Assigned task: The whole of the material needs to be repeated exactly, line for line.

Data section:
[Start of section]

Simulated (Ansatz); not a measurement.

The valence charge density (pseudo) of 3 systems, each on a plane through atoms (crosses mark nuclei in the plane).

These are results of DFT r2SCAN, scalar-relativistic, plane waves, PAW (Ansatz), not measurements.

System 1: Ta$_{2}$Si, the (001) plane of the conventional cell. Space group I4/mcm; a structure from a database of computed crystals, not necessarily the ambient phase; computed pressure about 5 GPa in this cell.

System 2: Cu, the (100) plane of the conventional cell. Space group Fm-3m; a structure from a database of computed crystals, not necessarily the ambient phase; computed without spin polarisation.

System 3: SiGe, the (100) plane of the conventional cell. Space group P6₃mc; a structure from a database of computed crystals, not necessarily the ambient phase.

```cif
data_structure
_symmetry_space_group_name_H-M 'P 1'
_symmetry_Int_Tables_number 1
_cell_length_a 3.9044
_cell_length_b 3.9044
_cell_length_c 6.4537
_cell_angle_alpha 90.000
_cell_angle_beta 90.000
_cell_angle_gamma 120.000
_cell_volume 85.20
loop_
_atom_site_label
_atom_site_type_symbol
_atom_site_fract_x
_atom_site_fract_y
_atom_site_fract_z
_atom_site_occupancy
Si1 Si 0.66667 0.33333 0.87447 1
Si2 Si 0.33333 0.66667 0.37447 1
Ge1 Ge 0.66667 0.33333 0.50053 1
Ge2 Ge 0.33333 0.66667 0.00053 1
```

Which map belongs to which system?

[End of section]

Task response:
Simulated (Ansatz); not a measurement.

The valence charge density (pseudo) of 3 systems, each on a plane through atoms (crosses mark nuclei in the plane).

These are results of DFT r2SCAN, scalar-relativistic, plane waves, PAW (Ansatz), not measurements.

System 1: Ta$_{2}$Si, the (001) plane of the conventional cell. Space group I4/mcm; a structure from a database of computed crystals, not necessarily the ambient phase; computed pressure about 5 GPa in this cell.

System 2: Cu, the (100) plane of the conventional cell. Space group Fm-3m; a structure from a database of computed crystals, not necessarily the ambient phase; computed without spin polarisation.

System 3: SiGe, the (100) plane of the conventional cell. Space group P6₃mc; a structure from a database of computed crystals, not necessarily the ambient phase.

```cif
data_structure
_symmetry_space_group_name_H-M 'P 1'
_symmetry_Int_Tables_number 1
_cell_length_a 3.9044
_cell_length_b 3.9044
_cell_length_c 6.4537
_cell_angle_alpha 90.000
_cell_angle_beta 90.000
_cell_angle_gamma 120.000
_cell_volume 85.20
loop_
_atom_site_label
_atom_site_type_symbol
_atom_site_fract_x
_atom_site_fract_y
_atom_site_fract_z
_atom_site_occupancy
Si1 Si 0.66667 0.33333 0.87447 1
Si2 Si 0.33333 0.66667 0.37447 1
Ge1 Ge 0.66667 0.33333 0.50053 1
Ge2 Ge 0.33333 0.66667 0.00053 1
```

Which map belongs to which system?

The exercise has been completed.